Brief: Would you please output the records exactly as they appear below?

Dataset content:
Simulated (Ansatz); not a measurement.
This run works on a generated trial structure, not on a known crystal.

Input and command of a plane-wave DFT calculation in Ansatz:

Written reply:
Simulated (Ansatz); not a measurement.
This run works on a generated trial structure, not on a known crystal.

Input and command of a plane-wave DFT calculation in Ansatz:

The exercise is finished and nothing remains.